== Activity ==
For each line in the records, produce an exact copy.

···
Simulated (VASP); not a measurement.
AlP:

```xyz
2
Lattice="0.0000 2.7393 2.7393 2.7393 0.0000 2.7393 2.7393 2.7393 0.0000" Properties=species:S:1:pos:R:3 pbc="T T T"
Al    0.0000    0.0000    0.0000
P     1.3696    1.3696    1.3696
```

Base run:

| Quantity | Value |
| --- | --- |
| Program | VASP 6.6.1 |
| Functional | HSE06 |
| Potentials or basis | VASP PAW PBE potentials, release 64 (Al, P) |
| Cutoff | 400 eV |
···

== Exercise response ==
Simulated (VASP); not a measurement.
AlP:

```xyz
2
Lattice="0.0000 2.7393 2.7393 2.7393 0.0000 2.7393 2.7393 2.7393 0.0000" Properties=species:S:1:pos:R:3 pbc="T T T"
Al    0.0000    0.0000    0.0000
P     1.3696    1.3696    1.3696
```

Base run:

| Quantity | Value |
| --- | --- |
| Program | VASP 6.6.1 |
| Functional | HSE06 |
| Potentials or basis | VASP PAW PBE potentials, release 64 (Al, P) |
| Cutoff | 400 eV |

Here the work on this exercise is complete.